_WORK INSTRUCTION_
Could you restate word for word every line of the records below, from the first one to the one holding "Predict the output"?

__________________________________________________
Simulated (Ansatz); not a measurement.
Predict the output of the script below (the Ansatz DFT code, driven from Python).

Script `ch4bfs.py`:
__________________________________________________

_ANSWER SPACE_
Simulated (Ansatz); not a measurement.
Predict the output of the script below (the Ansatz DFT code, driven from Python).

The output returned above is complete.